The response must consist of the lines below from the one with "in each scheme." through the one with "-0.083 | -0.168 |", exactly as they appear and with both ends kept.

═════ Provided information

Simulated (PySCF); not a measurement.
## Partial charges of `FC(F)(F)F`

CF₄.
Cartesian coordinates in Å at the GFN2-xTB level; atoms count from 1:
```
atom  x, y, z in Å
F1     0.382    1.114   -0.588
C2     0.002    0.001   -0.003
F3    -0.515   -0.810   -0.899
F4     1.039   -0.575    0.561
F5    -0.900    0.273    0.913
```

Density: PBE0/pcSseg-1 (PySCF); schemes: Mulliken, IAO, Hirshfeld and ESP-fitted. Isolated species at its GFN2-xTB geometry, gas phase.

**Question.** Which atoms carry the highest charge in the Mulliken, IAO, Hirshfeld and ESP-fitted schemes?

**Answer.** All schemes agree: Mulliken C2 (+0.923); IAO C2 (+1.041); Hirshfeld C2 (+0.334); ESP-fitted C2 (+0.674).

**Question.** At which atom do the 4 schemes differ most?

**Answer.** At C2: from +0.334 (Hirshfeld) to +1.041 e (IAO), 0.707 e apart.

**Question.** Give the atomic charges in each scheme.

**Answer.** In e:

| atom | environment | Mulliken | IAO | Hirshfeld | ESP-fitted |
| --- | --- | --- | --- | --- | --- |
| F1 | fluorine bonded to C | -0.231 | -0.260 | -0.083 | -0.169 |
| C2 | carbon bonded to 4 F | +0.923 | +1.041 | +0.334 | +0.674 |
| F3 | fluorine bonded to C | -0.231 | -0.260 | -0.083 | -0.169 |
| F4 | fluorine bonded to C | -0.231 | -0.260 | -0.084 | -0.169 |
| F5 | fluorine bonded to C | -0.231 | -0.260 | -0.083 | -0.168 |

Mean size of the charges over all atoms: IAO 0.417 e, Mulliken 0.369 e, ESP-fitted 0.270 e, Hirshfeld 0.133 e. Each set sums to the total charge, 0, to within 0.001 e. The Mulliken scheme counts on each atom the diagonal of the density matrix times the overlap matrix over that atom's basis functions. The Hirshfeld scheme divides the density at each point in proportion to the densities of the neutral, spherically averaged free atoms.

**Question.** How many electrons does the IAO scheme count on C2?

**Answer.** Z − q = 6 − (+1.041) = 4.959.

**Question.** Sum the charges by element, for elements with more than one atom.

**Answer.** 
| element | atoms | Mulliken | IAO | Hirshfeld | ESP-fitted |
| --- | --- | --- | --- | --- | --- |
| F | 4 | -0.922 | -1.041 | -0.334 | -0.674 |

══════════

§ Response
**Question.** Give the atomic charges in each scheme.

**Answer.** In e:

| atom | environment | Mulliken | IAO | Hirshfeld | ESP-fitted |
| --- | --- | --- | --- | --- | --- |
| F1 | fluorine bonded to C | -0.231 | -0.260 | -0.083 | -0.169 |
| C2 | carbon bonded to 4 F | +0.923 | +1.041 | +0.334 | +0.674 |
| F3 | fluorine bonded to C | -0.231 | -0.260 | -0.083 | -0.169 |
| F4 | fluorine bonded to C | -0.231 | -0.260 | -0.084 | -0.169 |
| F5 | fluorine bonded to C | -0.231 | -0.260 | -0.083 | -0.168 |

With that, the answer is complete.